◆ ACTIVITY: Write out every record again, exactly.

◆ INPUT DATA:
______________________________
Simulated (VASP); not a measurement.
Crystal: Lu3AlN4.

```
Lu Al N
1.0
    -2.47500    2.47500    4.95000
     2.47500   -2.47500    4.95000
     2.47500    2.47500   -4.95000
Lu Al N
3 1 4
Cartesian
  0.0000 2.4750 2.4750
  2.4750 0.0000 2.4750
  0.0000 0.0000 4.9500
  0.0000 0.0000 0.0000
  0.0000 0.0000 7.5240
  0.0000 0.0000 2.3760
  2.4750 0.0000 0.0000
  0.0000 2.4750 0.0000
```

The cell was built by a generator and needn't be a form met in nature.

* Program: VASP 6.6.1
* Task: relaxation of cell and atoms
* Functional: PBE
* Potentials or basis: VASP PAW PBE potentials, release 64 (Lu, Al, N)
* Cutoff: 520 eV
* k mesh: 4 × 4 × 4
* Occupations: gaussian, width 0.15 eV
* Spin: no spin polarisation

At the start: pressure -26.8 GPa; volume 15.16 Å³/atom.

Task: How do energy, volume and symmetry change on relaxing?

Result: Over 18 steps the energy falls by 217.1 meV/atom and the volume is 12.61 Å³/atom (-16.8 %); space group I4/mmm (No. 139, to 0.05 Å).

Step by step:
______________________________

◆ EXERCISE RESPONSE:
Simulated (VASP); not a measurement.
Crystal: Lu3AlN4.

```
Lu Al N
1.0
    -2.47500    2.47500    4.95000
     2.47500   -2.47500    4.95000
     2.47500    2.47500   -4.95000
Lu Al N
3 1 4
Cartesian
  0.0000 2.4750 2.4750
  2.4750 0.0000 2.4750
  0.0000 0.0000 4.9500
  0.0000 0.0000 0.0000
  0.0000 0.0000 7.5240
  0.0000 0.0000 2.3760
  2.4750 0.0000 0.0000
  0.0000 2.4750 0.0000
```

The cell was built by a generator and needn't be a form met in nature.

* Program: VASP 6.6.1
* Task: relaxation of cell and atoms
* Functional: PBE
* Potentials or basis: VASP PAW PBE potentials, release 64 (Lu, Al, N)
* Cutoff: 520 eV
* k mesh: 4 × 4 × 4
* Occupations: gaussian, width 0.15 eV
* Spin: no spin polarisation

At the start: pressure -26.8 GPa; volume 15.16 Å³/atom.

Task: How do energy, volume and symmetry change on relaxing?

Result: Over 18 steps the energy falls by 217.1 meV/atom and the volume is 12.61 Å³/atom (-16.8 %); space group I4/mmm (No. 139, to 0.05 Å).

Step by step:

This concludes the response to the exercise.